## [Work instruction]
Only the opening lines of the listing, through the one with "Question: Set up", are to be retyped, each exactly as it stands.

*** Opening Given data ***
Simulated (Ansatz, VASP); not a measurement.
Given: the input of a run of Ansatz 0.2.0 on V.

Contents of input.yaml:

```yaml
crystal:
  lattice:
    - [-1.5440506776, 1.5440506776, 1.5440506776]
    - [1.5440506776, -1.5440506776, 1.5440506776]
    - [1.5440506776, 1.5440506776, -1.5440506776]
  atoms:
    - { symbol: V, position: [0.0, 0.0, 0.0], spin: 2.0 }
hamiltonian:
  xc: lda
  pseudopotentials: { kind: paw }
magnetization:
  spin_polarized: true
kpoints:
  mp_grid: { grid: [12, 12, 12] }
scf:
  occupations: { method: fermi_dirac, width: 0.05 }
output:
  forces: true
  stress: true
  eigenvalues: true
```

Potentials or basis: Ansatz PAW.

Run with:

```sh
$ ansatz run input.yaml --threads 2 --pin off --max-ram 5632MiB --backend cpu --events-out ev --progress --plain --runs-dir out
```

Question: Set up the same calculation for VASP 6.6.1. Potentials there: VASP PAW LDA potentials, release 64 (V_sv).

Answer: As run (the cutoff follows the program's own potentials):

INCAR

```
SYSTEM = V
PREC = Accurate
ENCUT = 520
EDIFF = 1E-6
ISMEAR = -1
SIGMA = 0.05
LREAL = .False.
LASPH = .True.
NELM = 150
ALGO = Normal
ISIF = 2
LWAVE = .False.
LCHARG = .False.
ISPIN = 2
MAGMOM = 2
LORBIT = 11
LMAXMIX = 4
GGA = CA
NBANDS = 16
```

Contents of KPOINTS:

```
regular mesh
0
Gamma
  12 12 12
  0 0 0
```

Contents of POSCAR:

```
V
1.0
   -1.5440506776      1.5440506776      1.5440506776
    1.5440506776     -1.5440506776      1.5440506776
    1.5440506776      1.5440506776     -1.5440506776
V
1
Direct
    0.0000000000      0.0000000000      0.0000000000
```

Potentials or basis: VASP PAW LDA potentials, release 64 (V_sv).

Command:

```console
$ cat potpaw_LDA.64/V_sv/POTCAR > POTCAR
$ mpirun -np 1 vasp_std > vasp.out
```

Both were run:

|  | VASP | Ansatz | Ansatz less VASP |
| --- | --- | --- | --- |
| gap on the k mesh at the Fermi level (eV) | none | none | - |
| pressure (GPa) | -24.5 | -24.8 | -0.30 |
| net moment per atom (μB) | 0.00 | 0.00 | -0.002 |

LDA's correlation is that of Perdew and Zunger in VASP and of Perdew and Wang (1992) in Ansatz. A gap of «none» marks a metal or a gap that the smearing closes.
*** Closing Given data ***

## [Written response]
Simulated (Ansatz, VASP); not a measurement.
Given: the input of a run of Ansatz 0.2.0 on V.

Contents of input.yaml:

```yaml
crystal:
  lattice:
    - [-1.5440506776, 1.5440506776, 1.5440506776]
    - [1.5440506776, -1.5440506776, 1.5440506776]
    - [1.5440506776, 1.5440506776, -1.5440506776]
  atoms:
    - { symbol: V, position: [0.0, 0.0, 0.0], spin: 2.0 }
hamiltonian:
  xc: lda
  pseudopotentials: { kind: paw }
magnetization:
  spin_polarized: true
kpoints:
  mp_grid: { grid: [12, 12, 12] }
scf:
  occupations: { method: fermi_dirac, width: 0.05 }
output:
  forces: true
  stress: true
  eigenvalues: true
```

Potentials or basis: Ansatz PAW.

Run with:

```sh
$ ansatz run input.yaml --threads 2 --pin off --max-ram 5632MiB --backend cpu --events-out ev --progress --plain --runs-dir out
```

Question: Set up the same calculation for VASP 6.6.1. Potentials there: VASP PAW LDA potentials, release 64 (V_sv).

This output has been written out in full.